********

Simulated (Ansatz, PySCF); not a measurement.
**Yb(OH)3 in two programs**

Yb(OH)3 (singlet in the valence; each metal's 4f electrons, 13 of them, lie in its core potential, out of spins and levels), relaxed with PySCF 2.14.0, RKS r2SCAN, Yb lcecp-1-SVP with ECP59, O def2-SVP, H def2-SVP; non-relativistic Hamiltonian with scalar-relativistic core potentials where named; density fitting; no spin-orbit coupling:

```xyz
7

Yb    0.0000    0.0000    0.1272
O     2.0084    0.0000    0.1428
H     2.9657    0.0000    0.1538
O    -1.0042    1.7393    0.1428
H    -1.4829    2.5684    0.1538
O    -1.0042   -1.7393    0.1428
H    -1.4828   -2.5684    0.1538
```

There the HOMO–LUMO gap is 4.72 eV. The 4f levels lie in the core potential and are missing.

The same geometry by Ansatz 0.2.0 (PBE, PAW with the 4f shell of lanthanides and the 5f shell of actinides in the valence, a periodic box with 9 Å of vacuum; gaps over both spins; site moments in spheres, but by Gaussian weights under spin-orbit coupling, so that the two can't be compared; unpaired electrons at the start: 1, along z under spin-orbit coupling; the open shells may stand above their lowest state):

********

Reproduce the whole listing verbatim, leaving every line as it was.

Simulated (Ansatz, PySCF); not a measurement.
**Yb(OH)3 in two programs**

Yb(OH)3 (singlet in the valence; each metal's 4f electrons, 13 of them, lie in its core potential, out of spins and levels), relaxed with PySCF 2.14.0, RKS r2SCAN, Yb lcecp-1-SVP with ECP59, O def2-SVP, H def2-SVP; non-relativistic Hamiltonian with scalar-relativistic core potentials where named; density fitting; no spin-orbit coupling:

```xyz
7

Yb    0.0000    0.0000    0.1272
O     2.0084    0.0000    0.1428
H     2.9657    0.0000    0.1538
O    -1.0042    1.7393    0.1428
H    -1.4829    2.5684    0.1538
O    -1.0042   -1.7393    0.1428
H    -1.4828   -2.5684    0.1538
```

There the HOMO–LUMO gap is 4.72 eV. The 4f levels lie in the core potential and are missing.

The same geometry by Ansatz 0.2.0 (PBE, PAW with the 4f shell of lanthanides and the 5f shell of actinides in the valence, a periodic box with 9 Å of vacuum; gaps over both spins; site moments in spheres, but by Gaussian weights under spin-orbit coupling, so that the two can't be compared; unpaired electrons at the start: 1, along z under spin-orbit coupling; the open shells may stand above their lowest state):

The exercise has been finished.